→ **Exercise**
Please return the lines of the data below, word for word, from the first line through the line containing "A: 328 irreducible".

→ **Given records**
....

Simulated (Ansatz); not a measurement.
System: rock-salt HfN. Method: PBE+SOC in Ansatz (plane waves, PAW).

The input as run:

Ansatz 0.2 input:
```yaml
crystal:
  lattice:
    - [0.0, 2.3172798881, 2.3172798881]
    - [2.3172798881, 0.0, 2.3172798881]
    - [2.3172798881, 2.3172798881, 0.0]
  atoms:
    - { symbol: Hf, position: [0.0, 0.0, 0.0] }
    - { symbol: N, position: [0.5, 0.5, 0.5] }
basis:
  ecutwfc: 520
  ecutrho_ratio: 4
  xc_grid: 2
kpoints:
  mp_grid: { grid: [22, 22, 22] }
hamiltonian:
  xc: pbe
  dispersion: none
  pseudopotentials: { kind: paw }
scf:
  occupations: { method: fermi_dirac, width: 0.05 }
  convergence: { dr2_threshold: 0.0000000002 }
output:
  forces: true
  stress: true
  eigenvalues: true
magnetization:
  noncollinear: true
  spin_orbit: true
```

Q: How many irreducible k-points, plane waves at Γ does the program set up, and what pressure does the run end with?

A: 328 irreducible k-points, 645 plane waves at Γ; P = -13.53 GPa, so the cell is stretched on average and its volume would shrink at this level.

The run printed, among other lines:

....

→ **Task output**
Simulated (Ansatz); not a measurement.
System: rock-salt HfN. Method: PBE+SOC in Ansatz (plane waves, PAW).

The input as run:

Ansatz 0.2 input:
```yaml
crystal:
  lattice:
    - [0.0, 2.3172798881, 2.3172798881]
    - [2.3172798881, 0.0, 2.3172798881]
    - [2.3172798881, 2.3172798881, 0.0]
  atoms:
    - { symbol: Hf, position: [0.0, 0.0, 0.0] }
    - { symbol: N, position: [0.5, 0.5, 0.5] }
basis:
  ecutwfc: 520
  ecutrho_ratio: 4
  xc_grid: 2
kpoints:
  mp_grid: { grid: [22, 22, 22] }
hamiltonian:
  xc: pbe
  dispersion: none
  pseudopotentials: { kind: paw }
scf:
  occupations: { method: fermi_dirac, width: 0.05 }
  convergence: { dr2_threshold: 0.0000000002 }
output:
  forces: true
  stress: true
  eigenvalues: true
magnetization:
  noncollinear: true
  spin_orbit: true
```

Q: How many irreducible k-points, plane waves at Γ does the program set up, and what pressure does the run end with?

A: 328 irreducible k-points, 645 plane waves at Γ; P = -13.53 GPa, so the cell is stretched on average and its volume would shrink at this level.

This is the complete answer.